§ **INFORMATION PROVIDED**
•••••
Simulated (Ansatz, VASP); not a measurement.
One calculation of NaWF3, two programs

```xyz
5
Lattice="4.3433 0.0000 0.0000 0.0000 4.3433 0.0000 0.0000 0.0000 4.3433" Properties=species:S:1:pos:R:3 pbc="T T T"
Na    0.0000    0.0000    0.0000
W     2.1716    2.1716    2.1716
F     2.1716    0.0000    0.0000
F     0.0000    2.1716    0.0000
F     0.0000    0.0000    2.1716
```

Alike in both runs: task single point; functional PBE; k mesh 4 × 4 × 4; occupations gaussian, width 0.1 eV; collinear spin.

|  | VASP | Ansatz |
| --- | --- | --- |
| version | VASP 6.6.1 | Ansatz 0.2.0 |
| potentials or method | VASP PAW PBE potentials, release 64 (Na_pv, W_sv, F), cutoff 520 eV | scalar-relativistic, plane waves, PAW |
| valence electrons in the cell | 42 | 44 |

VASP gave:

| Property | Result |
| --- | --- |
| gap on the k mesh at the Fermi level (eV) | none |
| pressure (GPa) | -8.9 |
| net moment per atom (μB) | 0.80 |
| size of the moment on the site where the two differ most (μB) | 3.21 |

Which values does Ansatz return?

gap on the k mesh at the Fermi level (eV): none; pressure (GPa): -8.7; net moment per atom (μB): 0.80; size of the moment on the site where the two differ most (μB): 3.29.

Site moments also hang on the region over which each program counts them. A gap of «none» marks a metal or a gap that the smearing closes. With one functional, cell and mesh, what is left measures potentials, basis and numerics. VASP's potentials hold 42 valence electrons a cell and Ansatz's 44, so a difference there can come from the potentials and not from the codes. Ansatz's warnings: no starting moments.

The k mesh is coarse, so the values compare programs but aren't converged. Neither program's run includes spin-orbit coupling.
•••••

§ **ACTION ITEM**
Print only what lies in the material above starting at the line with "cell | 42 | 44 |" and ending at the line with "Site moments also", every line exactly as given.

§ **PROBLEM SOLUTION**
| valence electrons in the cell | 42 | 44 |

VASP gave:

| Property | Result |
| --- | --- |
| gap on the k mesh at the Fermi level (eV) | none |
| pressure (GPa) | -8.9 |
| net moment per atom (μB) | 0.80 |
| size of the moment on the site where the two differ most (μB) | 3.21 |

Which values does Ansatz return?

gap on the k mesh at the Fermi level (eV): none; pressure (GPa): -8.7; net moment per atom (μB): 0.80; size of the moment on the site where the two differ most (μB): 3.29.

Site moments also hang on the region over which each program counts them. A gap of «none» marks a metal or a gap that the smearing closes. With one functional, cell and mesh, what is left measures potentials, basis and numerics. VASP's potentials hold 42 valence electrons a cell and Ansatz's 44, so a difference there can come from the potentials and not from the codes. Ansatz's warnings: no starting moments.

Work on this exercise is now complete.